### Work order
A line below contains "- The structure", and a later one contains "- The three". Repeat both, with every line between them, exactly.

### Information provided
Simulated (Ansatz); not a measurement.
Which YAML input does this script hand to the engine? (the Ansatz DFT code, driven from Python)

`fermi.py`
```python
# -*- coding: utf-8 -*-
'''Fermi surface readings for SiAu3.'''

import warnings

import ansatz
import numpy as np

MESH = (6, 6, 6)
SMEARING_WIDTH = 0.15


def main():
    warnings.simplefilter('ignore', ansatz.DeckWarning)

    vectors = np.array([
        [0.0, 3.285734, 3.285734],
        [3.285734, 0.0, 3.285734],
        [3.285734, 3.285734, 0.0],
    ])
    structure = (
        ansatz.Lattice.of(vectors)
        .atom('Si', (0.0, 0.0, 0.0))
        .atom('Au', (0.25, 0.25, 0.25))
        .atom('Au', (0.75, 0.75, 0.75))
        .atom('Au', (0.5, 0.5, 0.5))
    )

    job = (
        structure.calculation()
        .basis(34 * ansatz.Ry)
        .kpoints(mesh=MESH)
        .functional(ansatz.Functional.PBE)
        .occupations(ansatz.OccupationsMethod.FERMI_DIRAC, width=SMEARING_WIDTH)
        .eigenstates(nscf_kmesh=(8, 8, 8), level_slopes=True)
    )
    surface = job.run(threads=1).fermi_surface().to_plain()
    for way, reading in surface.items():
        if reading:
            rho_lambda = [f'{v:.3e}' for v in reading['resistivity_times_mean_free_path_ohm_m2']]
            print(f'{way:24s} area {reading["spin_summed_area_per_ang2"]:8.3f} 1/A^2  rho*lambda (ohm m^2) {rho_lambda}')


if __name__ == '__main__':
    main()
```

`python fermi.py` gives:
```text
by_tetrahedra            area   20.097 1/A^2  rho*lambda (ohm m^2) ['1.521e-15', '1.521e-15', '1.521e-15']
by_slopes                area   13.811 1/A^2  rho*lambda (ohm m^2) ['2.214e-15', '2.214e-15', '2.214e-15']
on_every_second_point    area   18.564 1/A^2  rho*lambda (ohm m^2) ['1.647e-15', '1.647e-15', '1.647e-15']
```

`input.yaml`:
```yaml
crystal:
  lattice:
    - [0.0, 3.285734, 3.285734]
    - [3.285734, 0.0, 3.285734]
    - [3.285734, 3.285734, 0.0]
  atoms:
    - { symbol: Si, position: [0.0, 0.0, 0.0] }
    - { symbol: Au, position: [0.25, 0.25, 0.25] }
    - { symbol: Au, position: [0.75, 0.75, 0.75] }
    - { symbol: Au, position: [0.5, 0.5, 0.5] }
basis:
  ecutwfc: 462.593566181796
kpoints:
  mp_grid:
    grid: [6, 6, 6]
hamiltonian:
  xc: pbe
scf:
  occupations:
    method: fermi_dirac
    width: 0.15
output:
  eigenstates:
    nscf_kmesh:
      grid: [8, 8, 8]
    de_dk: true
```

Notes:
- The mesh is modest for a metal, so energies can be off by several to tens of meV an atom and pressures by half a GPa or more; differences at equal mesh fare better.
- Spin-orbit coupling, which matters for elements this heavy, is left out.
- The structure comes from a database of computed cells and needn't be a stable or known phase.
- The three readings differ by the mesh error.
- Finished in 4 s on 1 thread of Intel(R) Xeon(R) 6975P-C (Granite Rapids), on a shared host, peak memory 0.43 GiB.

### Task answer
- The structure comes from a database of computed cells and needn't be a stable or known phase.
- The three readings differ by the mesh error.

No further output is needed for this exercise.